WORK INSTRUCTION:
Give back an exact copy of the lines below, from the first through the line with "Several settings changed"; please stop there.

──────────

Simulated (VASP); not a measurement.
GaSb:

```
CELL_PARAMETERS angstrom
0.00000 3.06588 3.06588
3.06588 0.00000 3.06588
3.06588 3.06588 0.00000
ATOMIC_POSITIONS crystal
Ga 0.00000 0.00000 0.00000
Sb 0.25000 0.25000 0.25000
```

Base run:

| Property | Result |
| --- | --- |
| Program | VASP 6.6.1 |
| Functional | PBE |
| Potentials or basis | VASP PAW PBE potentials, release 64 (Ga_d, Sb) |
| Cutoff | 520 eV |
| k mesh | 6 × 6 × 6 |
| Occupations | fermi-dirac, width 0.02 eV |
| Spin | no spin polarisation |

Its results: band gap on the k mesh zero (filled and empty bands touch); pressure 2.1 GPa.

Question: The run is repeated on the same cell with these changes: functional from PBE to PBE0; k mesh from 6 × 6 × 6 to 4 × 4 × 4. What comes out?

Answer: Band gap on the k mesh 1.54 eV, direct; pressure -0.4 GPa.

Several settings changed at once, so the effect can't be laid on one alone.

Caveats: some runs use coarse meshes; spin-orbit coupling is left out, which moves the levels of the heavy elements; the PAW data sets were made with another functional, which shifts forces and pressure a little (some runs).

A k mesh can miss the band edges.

──────────

WRITTEN RESPONSE:
Simulated (VASP); not a measurement.
GaSb:

```
CELL_PARAMETERS angstrom
0.00000 3.06588 3.06588
3.06588 0.00000 3.06588
3.06588 3.06588 0.00000
ATOMIC_POSITIONS crystal
Ga 0.00000 0.00000 0.00000
Sb 0.25000 0.25000 0.25000
```

Base run:

| Property | Result |
| --- | --- |
| Program | VASP 6.6.1 |
| Functional | PBE |
| Potentials or basis | VASP PAW PBE potentials, release 64 (Ga_d, Sb) |
| Cutoff | 520 eV |
| k mesh | 6 × 6 × 6 |
| Occupations | fermi-dirac, width 0.02 eV |
| Spin | no spin polarisation |

Its results: band gap on the k mesh zero (filled and empty bands touch); pressure 2.1 GPa.

Question: The run is repeated on the same cell with these changes: functional from PBE to PBE0; k mesh from 6 × 6 × 6 to 4 × 4 × 4. What comes out?

Answer: Band gap on the k mesh 1.54 eV, direct; pressure -0.4 GPa.

Several settings changed at once, so the effect can't be laid on one alone.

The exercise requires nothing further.